⟨

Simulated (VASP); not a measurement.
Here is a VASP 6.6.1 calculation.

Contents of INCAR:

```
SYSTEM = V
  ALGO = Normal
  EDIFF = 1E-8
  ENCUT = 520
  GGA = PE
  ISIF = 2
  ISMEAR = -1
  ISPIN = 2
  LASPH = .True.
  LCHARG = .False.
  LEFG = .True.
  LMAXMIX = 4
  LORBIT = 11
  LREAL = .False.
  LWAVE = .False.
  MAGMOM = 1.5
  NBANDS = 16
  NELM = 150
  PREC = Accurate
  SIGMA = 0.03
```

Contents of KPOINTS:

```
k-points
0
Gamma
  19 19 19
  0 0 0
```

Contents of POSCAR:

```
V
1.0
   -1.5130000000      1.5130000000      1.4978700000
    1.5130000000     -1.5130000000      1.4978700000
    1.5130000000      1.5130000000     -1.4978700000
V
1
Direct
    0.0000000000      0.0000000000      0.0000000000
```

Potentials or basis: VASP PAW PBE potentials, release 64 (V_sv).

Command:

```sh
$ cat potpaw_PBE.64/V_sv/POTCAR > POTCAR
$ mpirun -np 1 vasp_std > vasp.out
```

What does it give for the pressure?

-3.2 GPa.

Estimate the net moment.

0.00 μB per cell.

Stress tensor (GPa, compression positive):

⟩

## Work instruction:
Line by line, copy the data above exactly as it reads.

## Problem solution:
Simulated (VASP); not a measurement.
Here is a VASP 6.6.1 calculation.

Contents of INCAR:

```
SYSTEM = V
  ALGO = Normal
  EDIFF = 1E-8
  ENCUT = 520
  GGA = PE
  ISIF = 2
  ISMEAR = -1
  ISPIN = 2
  LASPH = .True.
  LCHARG = .False.
  LEFG = .True.
  LMAXMIX = 4
  LORBIT = 11
  LREAL = .False.
  LWAVE = .False.
  MAGMOM = 1.5
  NBANDS = 16
  NELM = 150
  PREC = Accurate
  SIGMA = 0.03
```

Contents of KPOINTS:

```
k-points
0
Gamma
  19 19 19
  0 0 0
```

Contents of POSCAR:

```
V
1.0
   -1.5130000000      1.5130000000      1.4978700000
    1.5130000000     -1.5130000000      1.4978700000
    1.5130000000      1.5130000000     -1.4978700000
V
1
Direct
    0.0000000000      0.0000000000      0.0000000000
```

Potentials or basis: VASP PAW PBE potentials, release 64 (V_sv).

Command:

```sh
$ cat potpaw_PBE.64/V_sv/POTCAR > POTCAR
$ mpirun -np 1 vasp_std > vasp.out
```

What does it give for the pressure?

-3.2 GPa.

Estimate the net moment.

0.00 μB per cell.

Stress tensor (GPa, compression positive):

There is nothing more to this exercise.